[Exercise]: Retype verbatim the lines of the listing, from the very first through the line with "Problem. Fit log10".

⁂

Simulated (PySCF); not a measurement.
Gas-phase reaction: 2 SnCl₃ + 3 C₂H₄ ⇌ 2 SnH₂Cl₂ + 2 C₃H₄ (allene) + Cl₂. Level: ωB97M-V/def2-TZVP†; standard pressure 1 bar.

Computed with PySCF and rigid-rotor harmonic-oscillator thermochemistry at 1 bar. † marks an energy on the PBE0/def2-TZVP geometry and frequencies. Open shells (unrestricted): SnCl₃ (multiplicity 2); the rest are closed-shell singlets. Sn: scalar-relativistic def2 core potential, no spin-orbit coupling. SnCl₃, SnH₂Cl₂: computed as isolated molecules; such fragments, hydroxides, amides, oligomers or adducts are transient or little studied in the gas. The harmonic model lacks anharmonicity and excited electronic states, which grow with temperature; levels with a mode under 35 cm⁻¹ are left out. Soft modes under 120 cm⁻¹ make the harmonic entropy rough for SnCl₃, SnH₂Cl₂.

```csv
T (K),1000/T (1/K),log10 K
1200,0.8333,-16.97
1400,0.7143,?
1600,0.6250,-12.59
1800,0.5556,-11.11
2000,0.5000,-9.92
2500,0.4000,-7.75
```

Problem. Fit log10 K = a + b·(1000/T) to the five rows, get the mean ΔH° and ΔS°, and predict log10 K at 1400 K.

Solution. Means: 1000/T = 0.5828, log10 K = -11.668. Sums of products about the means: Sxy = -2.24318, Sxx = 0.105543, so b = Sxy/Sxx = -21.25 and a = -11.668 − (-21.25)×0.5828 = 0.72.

⁂

[Solution]:
Simulated (PySCF); not a measurement.
Gas-phase reaction: 2 SnCl₃ + 3 C₂H₄ ⇌ 2 SnH₂Cl₂ + 2 C₃H₄ (allene) + Cl₂. Level: ωB97M-V/def2-TZVP†; standard pressure 1 bar.

Computed with PySCF and rigid-rotor harmonic-oscillator thermochemistry at 1 bar. † marks an energy on the PBE0/def2-TZVP geometry and frequencies. Open shells (unrestricted): SnCl₃ (multiplicity 2); the rest are closed-shell singlets. Sn: scalar-relativistic def2 core potential, no spin-orbit coupling. SnCl₃, SnH₂Cl₂: computed as isolated molecules; such fragments, hydroxides, amides, oligomers or adducts are transient or little studied in the gas. The harmonic model lacks anharmonicity and excited electronic states, which grow with temperature; levels with a mode under 35 cm⁻¹ are left out. Soft modes under 120 cm⁻¹ make the harmonic entropy rough for SnCl₃, SnH₂Cl₂.

```csv
T (K),1000/T (1/K),log10 K
1200,0.8333,-16.97
1400,0.7143,?
1600,0.6250,-12.59
1800,0.5556,-11.11
2000,0.5000,-9.92
2500,0.4000,-7.75
```

Problem. Fit log10 K = a + b·(1000/T) to the five rows, get the mean ΔH° and ΔS°, and predict log10 K at 1400 K.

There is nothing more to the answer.